Exercise –
Return all of the entries exactly, with nothing added or left out.

Start of Block
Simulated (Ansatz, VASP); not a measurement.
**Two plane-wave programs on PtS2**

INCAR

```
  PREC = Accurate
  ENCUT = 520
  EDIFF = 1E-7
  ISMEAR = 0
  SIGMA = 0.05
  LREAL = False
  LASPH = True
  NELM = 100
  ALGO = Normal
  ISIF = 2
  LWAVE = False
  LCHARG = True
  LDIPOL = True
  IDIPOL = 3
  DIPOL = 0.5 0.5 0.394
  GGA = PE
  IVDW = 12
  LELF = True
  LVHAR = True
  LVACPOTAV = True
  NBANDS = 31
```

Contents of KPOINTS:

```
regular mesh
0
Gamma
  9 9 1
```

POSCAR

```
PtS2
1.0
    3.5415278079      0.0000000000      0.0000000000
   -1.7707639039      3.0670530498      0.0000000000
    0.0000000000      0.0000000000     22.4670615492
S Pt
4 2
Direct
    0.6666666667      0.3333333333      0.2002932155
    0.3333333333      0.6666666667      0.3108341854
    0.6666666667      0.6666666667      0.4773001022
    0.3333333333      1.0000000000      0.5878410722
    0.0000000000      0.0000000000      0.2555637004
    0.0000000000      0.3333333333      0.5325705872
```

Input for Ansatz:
End of Block

Answer section –
Simulated (Ansatz, VASP); not a measurement.
**Two plane-wave programs on PtS2**

INCAR

```
  PREC = Accurate
  ENCUT = 520
  EDIFF = 1E-7
  ISMEAR = 0
  SIGMA = 0.05
  LREAL = False
  LASPH = True
  NELM = 100
  ALGO = Normal
  ISIF = 2
  LWAVE = False
  LCHARG = True
  LDIPOL = True
  IDIPOL = 3
  DIPOL = 0.5 0.5 0.394
  GGA = PE
  IVDW = 12
  LELF = True
  LVHAR = True
  LVACPOTAV = True
  NBANDS = 31
```

Contents of KPOINTS:

```
regular mesh
0
Gamma
  9 9 1
```

POSCAR

```
PtS2
1.0
    3.5415278079      0.0000000000      0.0000000000
   -1.7707639039      3.0670530498      0.0000000000
    0.0000000000      0.0000000000     22.4670615492
S Pt
4 2
Direct
    0.6666666667      0.3333333333      0.2002932155
    0.3333333333      0.6666666667      0.3108341854
    0.6666666667      0.6666666667      0.4773001022
    0.3333333333      1.0000000000      0.5878410722
    0.0000000000      0.0000000000      0.2555637004
    0.0000000000      0.3333333333      0.5325705872
```

Input for Ansatz:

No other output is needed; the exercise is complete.